BEGIN Available data

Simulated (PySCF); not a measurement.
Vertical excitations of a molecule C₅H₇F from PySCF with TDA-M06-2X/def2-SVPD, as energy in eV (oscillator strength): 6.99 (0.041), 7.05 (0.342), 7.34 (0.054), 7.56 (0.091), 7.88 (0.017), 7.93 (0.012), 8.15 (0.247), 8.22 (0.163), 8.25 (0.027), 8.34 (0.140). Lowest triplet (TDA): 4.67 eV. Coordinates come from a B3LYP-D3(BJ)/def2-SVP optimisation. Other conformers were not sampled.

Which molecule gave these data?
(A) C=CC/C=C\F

END Available data

**Work task:** Every record shown above should be written out again exactly.

**Exercise answer:**
Simulated (PySCF); not a measurement.
Vertical excitations of a molecule C₅H₇F from PySCF with TDA-M06-2X/def2-SVPD, as energy in eV (oscillator strength): 6.99 (0.041), 7.05 (0.342), 7.34 (0.054), 7.56 (0.091), 7.88 (0.017), 7.93 (0.012), 8.15 (0.247), 8.22 (0.163), 8.25 (0.027), 8.34 (0.140). Lowest triplet (TDA): 4.67 eV. Coordinates come from a B3LYP-D3(BJ)/def2-SVP optimisation. Other conformers were not sampled.

Which molecule gave these data?
(A) C=CC/C=C\F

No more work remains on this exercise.